■ EXERCISE ■
Retype each entry below precisely as it reads.

=== Section Start ===

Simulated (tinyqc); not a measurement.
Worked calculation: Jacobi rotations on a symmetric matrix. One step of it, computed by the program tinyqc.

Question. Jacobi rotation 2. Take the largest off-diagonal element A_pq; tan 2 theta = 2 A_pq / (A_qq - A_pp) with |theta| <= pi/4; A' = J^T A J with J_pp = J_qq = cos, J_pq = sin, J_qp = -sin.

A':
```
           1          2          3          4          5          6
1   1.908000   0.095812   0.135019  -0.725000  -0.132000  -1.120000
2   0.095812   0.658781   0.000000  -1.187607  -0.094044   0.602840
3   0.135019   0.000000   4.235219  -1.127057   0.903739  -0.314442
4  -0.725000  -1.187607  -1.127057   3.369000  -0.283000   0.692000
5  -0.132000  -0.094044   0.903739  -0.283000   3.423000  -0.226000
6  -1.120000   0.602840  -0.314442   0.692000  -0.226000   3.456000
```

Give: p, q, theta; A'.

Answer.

=== Section End ===

■ REPLY ■
Simulated (tinyqc); not a measurement.
Worked calculation: Jacobi rotations on a symmetric matrix. One step of it, computed by the program tinyqc.

Question. Jacobi rotation 2. Take the largest off-diagonal element A_pq; tan 2 theta = 2 A_pq / (A_qq - A_pp) with |theta| <= pi/4; A' = J^T A J with J_pp = J_qq = cos, J_pq = sin, J_qp = -sin.

A':
```
           1          2          3          4          5          6
1   1.908000   0.095812   0.135019  -0.725000  -0.132000  -1.120000
2   0.095812   0.658781   0.000000  -1.187607  -0.094044   0.602840
3   0.135019   0.000000   4.235219  -1.127057   0.903739  -0.314442
4  -0.725000  -1.187607  -1.127057   3.369000  -0.283000   0.692000
5  -0.132000  -0.094044   0.903739  -0.283000   3.423000  -0.226000
6  -1.120000   0.602840  -0.314442   0.692000  -0.226000   3.456000
```

Give: p, q, theta; A'.

Answer.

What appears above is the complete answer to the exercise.